DATA EXTRACT ->
┌──
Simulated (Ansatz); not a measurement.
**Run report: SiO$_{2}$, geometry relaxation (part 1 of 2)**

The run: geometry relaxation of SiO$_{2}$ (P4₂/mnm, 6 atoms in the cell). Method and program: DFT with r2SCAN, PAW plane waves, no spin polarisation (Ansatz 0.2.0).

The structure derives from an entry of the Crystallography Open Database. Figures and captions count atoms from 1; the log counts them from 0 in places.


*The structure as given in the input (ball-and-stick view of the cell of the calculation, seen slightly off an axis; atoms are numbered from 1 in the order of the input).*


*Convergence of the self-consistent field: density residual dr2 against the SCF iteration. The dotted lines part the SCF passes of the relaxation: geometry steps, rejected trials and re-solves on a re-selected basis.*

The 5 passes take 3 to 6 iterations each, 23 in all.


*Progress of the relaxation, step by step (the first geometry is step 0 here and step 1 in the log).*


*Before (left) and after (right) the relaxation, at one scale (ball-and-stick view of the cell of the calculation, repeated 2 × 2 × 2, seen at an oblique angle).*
└──

WORK TASK -> Every entry is to be repeated precisely as it stands.

REPLY ->
Simulated (Ansatz); not a measurement.
**Run report: SiO$_{2}$, geometry relaxation (part 1 of 2)**

The run: geometry relaxation of SiO$_{2}$ (P4₂/mnm, 6 atoms in the cell). Method and program: DFT with r2SCAN, PAW plane waves, no spin polarisation (Ansatz 0.2.0).

The structure derives from an entry of the Crystallography Open Database. Figures and captions count atoms from 1; the log counts them from 0 in places.


*The structure as given in the input (ball-and-stick view of the cell of the calculation, seen slightly off an axis; atoms are numbered from 1 in the order of the input).*


*Convergence of the self-consistent field: density residual dr2 against the SCF iteration. The dotted lines part the SCF passes of the relaxation: geometry steps, rejected trials and re-solves on a re-selected basis.*

The 5 passes take 3 to 6 iterations each, 23 in all.


*Progress of the relaxation, step by step (the first geometry is step 0 here and step 1 in the log).*


*Before (left) and after (right) the relaxation, at one scale (ball-and-stick view of the cell of the calculation, repeated 2 × 2 × 2, seen at an oblique angle).*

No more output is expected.